■ ■ ■ ■ ■

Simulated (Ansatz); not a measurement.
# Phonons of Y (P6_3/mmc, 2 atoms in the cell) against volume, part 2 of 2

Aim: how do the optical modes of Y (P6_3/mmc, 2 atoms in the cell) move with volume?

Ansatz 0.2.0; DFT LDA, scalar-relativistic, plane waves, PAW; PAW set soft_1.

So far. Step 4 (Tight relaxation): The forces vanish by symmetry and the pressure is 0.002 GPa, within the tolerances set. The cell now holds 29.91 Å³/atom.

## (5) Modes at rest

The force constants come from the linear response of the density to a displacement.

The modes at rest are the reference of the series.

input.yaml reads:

■ ■ ■ ■ ■

Task item
Above are the entries; repeat their lines exactly, from the first through the one that contains "The modes at".

Problem solution
Simulated (Ansatz); not a measurement.
# Phonons of Y (P6_3/mmc, 2 atoms in the cell) against volume, part 2 of 2

Aim: how do the optical modes of Y (P6_3/mmc, 2 atoms in the cell) move with volume?

Ansatz 0.2.0; DFT LDA, scalar-relativistic, plane waves, PAW; PAW set soft_1.

So far. Step 4 (Tight relaxation): The forces vanish by symmetry and the pressure is 0.002 GPa, within the tolerances set. The cell now holds 29.91 Å³/atom.

## (5) Modes at rest

The force constants come from the linear response of the density to a displacement.

The modes at rest are the reference of the series.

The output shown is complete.